ASSIGNED TASK:
The entries that follow include a run beginning at the line with "Is it conducting or gapped at this level?" and ending at the line with "Are forces and"; restate that run word for word and leave the rest out.

(EXCERPTED DATA begins)

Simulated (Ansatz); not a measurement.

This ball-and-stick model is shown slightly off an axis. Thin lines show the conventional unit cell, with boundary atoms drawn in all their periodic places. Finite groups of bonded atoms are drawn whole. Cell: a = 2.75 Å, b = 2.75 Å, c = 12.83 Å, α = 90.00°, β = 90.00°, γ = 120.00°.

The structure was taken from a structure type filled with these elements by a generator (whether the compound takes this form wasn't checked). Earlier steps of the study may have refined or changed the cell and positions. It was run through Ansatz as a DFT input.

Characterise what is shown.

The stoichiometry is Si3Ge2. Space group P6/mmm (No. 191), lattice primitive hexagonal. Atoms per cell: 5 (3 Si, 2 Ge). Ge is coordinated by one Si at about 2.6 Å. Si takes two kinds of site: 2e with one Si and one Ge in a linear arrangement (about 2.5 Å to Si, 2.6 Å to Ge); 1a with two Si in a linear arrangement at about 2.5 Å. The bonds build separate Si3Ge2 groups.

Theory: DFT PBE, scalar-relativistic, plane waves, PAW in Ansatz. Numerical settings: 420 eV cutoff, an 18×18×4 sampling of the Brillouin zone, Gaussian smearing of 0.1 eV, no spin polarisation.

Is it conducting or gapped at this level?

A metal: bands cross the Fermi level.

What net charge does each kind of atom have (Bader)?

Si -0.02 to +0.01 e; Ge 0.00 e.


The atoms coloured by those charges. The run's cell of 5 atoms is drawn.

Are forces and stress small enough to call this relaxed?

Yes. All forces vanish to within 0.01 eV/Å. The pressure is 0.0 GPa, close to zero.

(EXCERPTED DATA ends)

REPLY:
Is it conducting or gapped at this level?

A metal: bands cross the Fermi level.

What net charge does each kind of atom have (Bader)?

Si -0.02 to +0.01 e; Ge 0.00 e.


The atoms coloured by those charges. The run's cell of 5 atoms is drawn.

Are forces and stress small enough to call this relaxed?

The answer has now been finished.